● **Provided material**
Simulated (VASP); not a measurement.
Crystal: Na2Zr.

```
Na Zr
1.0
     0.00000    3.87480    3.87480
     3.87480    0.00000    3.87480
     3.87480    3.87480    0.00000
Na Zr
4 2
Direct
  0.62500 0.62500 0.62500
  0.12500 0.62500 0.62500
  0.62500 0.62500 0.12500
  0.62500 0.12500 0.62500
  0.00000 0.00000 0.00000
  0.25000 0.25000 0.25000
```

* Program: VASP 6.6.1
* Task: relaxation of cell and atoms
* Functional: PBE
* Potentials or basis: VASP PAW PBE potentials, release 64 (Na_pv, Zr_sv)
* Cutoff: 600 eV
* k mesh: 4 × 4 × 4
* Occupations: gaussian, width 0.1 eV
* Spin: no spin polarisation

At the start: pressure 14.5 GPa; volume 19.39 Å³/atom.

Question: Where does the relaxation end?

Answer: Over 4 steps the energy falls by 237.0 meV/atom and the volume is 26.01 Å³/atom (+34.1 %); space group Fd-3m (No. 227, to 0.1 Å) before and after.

● **Work instruction**
Print the full listing again, word for word.

● **Response box**
Simulated (VASP); not a measurement.
Crystal: Na2Zr.

```
Na Zr
1.0
     0.00000    3.87480    3.87480
     3.87480    0.00000    3.87480
     3.87480    3.87480    0.00000
Na Zr
4 2
Direct
  0.62500 0.62500 0.62500
  0.12500 0.62500 0.62500
  0.62500 0.62500 0.12500
  0.62500 0.12500 0.62500
  0.00000 0.00000 0.00000
  0.25000 0.25000 0.25000
```

* Program: VASP 6.6.1
* Task: relaxation of cell and atoms
* Functional: PBE
* Potentials or basis: VASP PAW PBE potentials, release 64 (Na_pv, Zr_sv)
* Cutoff: 600 eV
* k mesh: 4 × 4 × 4
* Occupations: gaussian, width 0.1 eV
* Spin: no spin polarisation

At the start: pressure 14.5 GPa; volume 19.39 Å³/atom.

Question: Where does the relaxation end?

Answer: Over 4 steps the energy falls by 237.0 meV/atom and the volume is 26.01 Å³/atom (+34.1 %); space group Fd-3m (No. 227, to 0.1 Å) before and after.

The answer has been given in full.